◆ ACTIVITY: Could the data underneath be repeated exactly, in full?

-*-

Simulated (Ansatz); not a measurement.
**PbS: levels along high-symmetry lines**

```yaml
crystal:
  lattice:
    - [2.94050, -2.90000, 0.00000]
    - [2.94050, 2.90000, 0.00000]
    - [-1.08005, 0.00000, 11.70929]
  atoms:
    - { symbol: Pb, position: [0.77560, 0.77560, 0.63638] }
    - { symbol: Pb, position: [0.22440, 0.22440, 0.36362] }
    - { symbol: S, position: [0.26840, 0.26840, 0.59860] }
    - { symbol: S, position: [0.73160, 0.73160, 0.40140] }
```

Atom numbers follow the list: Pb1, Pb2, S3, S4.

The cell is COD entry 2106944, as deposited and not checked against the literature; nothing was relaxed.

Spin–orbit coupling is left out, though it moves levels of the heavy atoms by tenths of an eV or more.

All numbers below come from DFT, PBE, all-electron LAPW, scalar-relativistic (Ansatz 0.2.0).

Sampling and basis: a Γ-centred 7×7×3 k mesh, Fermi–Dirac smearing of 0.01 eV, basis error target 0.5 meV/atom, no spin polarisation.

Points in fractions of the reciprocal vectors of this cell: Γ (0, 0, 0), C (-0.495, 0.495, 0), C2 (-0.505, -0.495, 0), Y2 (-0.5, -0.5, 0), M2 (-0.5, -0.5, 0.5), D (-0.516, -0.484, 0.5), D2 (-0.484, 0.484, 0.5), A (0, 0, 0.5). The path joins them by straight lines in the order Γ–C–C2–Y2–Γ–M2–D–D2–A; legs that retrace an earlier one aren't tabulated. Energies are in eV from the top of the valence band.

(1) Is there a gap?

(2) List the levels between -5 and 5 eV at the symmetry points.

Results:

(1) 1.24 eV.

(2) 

-*-

◆ RESPONSE:
Simulated (Ansatz); not a measurement.
**PbS: levels along high-symmetry lines**

```yaml
crystal:
  lattice:
    - [2.94050, -2.90000, 0.00000]
    - [2.94050, 2.90000, 0.00000]
    - [-1.08005, 0.00000, 11.70929]
  atoms:
    - { symbol: Pb, position: [0.77560, 0.77560, 0.63638] }
    - { symbol: Pb, position: [0.22440, 0.22440, 0.36362] }
    - { symbol: S, position: [0.26840, 0.26840, 0.59860] }
    - { symbol: S, position: [0.73160, 0.73160, 0.40140] }
```

Atom numbers follow the list: Pb1, Pb2, S3, S4.

The cell is COD entry 2106944, as deposited and not checked against the literature; nothing was relaxed.

Spin–orbit coupling is left out, though it moves levels of the heavy atoms by tenths of an eV or more.

All numbers below come from DFT, PBE, all-electron LAPW, scalar-relativistic (Ansatz 0.2.0).

Sampling and basis: a Γ-centred 7×7×3 k mesh, Fermi–Dirac smearing of 0.01 eV, basis error target 0.5 meV/atom, no spin polarisation.

Points in fractions of the reciprocal vectors of this cell: Γ (0, 0, 0), C (-0.495, 0.495, 0), C2 (-0.505, -0.495, 0), Y2 (-0.5, -0.5, 0), M2 (-0.5, -0.5, 0.5), D (-0.516, -0.484, 0.5), D2 (-0.484, 0.484, 0.5), A (0, 0, 0.5). The path joins them by straight lines in the order Γ–C–C2–Y2–Γ–M2–D–D2–A; legs that retrace an earlier one aren't tabulated. Energies are in eV from the top of the valence band.

(1) Is there a gap?

(2) List the levels between -5 and 5 eV at the symmetry points.

Results:

(1) 1.24 eV.

(2) 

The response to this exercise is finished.